• **Record excerpts**:
--------------------------------------------------

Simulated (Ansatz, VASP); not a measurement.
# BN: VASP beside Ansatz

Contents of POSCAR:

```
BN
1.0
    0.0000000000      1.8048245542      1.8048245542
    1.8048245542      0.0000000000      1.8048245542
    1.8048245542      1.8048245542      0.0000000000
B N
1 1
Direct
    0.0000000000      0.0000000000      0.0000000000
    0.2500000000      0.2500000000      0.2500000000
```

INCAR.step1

--------------------------------------------------

• **Activity**: The exact wording of every entry above should be written out again.

• **Response box**:
Simulated (Ansatz, VASP); not a measurement.
# BN: VASP beside Ansatz

Contents of POSCAR:

```
BN
1.0
    0.0000000000      1.8048245542      1.8048245542
    1.8048245542      0.0000000000      1.8048245542
    1.8048245542      1.8048245542      0.0000000000
B N
1 1
Direct
    0.0000000000      0.0000000000      0.0000000000
    0.2500000000      0.2500000000      0.2500000000
```

INCAR.step1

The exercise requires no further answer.